-- WORK ITEM --
Output the data as it stands. Each line must match exactly.

-- DATA FOR ANALYSIS --
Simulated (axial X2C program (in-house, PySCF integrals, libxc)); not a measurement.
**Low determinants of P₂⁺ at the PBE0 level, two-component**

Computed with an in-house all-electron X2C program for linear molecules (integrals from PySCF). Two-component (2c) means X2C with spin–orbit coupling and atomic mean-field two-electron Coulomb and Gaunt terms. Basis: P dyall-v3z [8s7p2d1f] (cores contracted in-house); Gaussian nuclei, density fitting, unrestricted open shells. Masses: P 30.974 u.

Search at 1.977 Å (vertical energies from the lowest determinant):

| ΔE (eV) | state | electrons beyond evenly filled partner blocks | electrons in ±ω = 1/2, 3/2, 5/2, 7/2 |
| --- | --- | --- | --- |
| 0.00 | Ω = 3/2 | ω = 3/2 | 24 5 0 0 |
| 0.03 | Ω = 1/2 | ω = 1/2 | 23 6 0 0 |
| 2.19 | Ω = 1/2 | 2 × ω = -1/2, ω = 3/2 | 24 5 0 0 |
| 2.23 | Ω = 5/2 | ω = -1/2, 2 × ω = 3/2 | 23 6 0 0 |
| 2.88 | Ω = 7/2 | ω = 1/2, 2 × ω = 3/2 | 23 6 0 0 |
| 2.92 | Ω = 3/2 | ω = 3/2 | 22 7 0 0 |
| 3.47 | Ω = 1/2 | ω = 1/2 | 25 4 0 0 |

-- REPLY --
Simulated (axial X2C program (in-house, PySCF integrals, libxc)); not a measurement.
**Low determinants of P₂⁺ at the PBE0 level, two-component**

Computed with an in-house all-electron X2C program for linear molecules (integrals from PySCF). Two-component (2c) means X2C with spin–orbit coupling and atomic mean-field two-electron Coulomb and Gaunt terms. Basis: P dyall-v3z [8s7p2d1f] (cores contracted in-house); Gaussian nuclei, density fitting, unrestricted open shells. Masses: P 30.974 u.

Search at 1.977 Å (vertical energies from the lowest determinant):

| ΔE (eV) | state | electrons beyond evenly filled partner blocks | electrons in ±ω = 1/2, 3/2, 5/2, 7/2 |
| --- | --- | --- | --- |
| 0.00 | Ω = 3/2 | ω = 3/2 | 24 5 0 0 |
| 0.03 | Ω = 1/2 | ω = 1/2 | 23 6 0 0 |
| 2.19 | Ω = 1/2 | 2 × ω = -1/2, ω = 3/2 | 24 5 0 0 |
| 2.23 | Ω = 5/2 | ω = -1/2, 2 × ω = 3/2 | 23 6 0 0 |
| 2.88 | Ω = 7/2 | ω = 1/2, 2 × ω = 3/2 | 23 6 0 0 |
| 2.92 | Ω = 3/2 | ω = 3/2 | 22 7 0 0 |
| 3.47 | Ω = 1/2 | ω = 1/2 | 25 4 0 0 |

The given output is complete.